**Work instruction:** Print each line of the material again, keeping everything exact.

________________________________________

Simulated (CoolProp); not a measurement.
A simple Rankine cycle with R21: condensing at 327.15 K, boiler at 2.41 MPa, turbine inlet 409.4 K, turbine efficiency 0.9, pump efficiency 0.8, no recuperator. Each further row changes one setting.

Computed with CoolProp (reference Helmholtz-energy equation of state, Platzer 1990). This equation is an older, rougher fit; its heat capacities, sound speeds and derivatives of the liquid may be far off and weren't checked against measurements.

________________________________________

**Written answer:**
Simulated (CoolProp); not a measurement.
A simple Rankine cycle with R21: condensing at 327.15 K, boiler at 2.41 MPa, turbine inlet 409.4 K, turbine efficiency 0.9, pump efficiency 0.8, no recuperator. Each further row changes one setting.

Computed with CoolProp (reference Helmholtz-energy equation of state, Platzer 1990). This equation is an older, rougher fit; its heat capacities, sound speeds and derivatives of the liquid may be far off and weren't checked against measurements.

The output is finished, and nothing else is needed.